● **Exercise**:
Please copy the leading lines of the entries below exactly, concluding with the line in which "- CCSD(T), correlation energy (mHa): -298.7" occurs.

Content starts

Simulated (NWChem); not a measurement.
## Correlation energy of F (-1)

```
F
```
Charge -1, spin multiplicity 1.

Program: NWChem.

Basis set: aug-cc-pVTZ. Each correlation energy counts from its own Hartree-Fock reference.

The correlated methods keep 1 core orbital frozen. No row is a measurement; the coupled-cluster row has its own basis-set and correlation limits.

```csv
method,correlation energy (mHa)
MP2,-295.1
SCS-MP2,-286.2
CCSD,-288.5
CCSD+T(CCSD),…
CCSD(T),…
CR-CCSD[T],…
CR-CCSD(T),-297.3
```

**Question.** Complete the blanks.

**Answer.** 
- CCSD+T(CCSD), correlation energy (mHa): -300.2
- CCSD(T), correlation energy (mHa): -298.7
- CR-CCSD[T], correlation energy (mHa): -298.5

Content ends

● **Your response**:
Simulated (NWChem); not a measurement.
## Correlation energy of F (-1)

```
F
```
Charge -1, spin multiplicity 1.

Program: NWChem.

Basis set: aug-cc-pVTZ. Each correlation energy counts from its own Hartree-Fock reference.

The correlated methods keep 1 core orbital frozen. No row is a measurement; the coupled-cluster row has its own basis-set and correlation limits.

```csv
method,correlation energy (mHa)
MP2,-295.1
SCS-MP2,-286.2
CCSD,-288.5
CCSD+T(CCSD),…
CCSD(T),…
CR-CCSD[T],…
CR-CCSD(T),-297.3
```

**Question.** Complete the blanks.

**Answer.** 
- CCSD+T(CCSD), correlation energy (mHa): -300.2
- CCSD(T), correlation energy (mHa): -298.7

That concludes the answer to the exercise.